= Beginning of Section =

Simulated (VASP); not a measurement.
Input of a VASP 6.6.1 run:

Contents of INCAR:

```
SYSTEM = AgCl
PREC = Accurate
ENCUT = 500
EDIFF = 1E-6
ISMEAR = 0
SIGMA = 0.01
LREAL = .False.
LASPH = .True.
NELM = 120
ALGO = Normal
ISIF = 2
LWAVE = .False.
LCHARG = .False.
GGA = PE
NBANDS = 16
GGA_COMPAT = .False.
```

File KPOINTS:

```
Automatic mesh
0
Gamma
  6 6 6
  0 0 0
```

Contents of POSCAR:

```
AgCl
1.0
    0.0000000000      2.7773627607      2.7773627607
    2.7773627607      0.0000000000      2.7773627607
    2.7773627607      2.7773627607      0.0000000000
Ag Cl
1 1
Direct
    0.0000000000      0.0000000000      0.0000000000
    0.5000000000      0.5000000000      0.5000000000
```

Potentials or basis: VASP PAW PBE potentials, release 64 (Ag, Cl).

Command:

= End of Section =

▶ **Requirement**
The listing above has to be written out again in full, exactly as shown.

▶ **Written response**
Simulated (VASP); not a measurement.
Input of a VASP 6.6.1 run:

Contents of INCAR:

```
SYSTEM = AgCl
PREC = Accurate
ENCUT = 500
EDIFF = 1E-6
ISMEAR = 0
SIGMA = 0.01
LREAL = .False.
LASPH = .True.
NELM = 120
ALGO = Normal
ISIF = 2
LWAVE = .False.
LCHARG = .False.
GGA = PE
NBANDS = 16
GGA_COMPAT = .False.
```

File KPOINTS:

```
Automatic mesh
0
Gamma
  6 6 6
  0 0 0
```

Contents of POSCAR:

```
AgCl
1.0
    0.0000000000      2.7773627607      2.7773627607
    2.7773627607      0.0000000000      2.7773627607
    2.7773627607      2.7773627607      0.0000000000
Ag Cl
1 1
Direct
    0.0000000000      0.0000000000      0.0000000000
    0.5000000000      0.5000000000      0.5000000000
```

Potentials or basis: VASP PAW PBE potentials, release 64 (Ag, Cl).

Command:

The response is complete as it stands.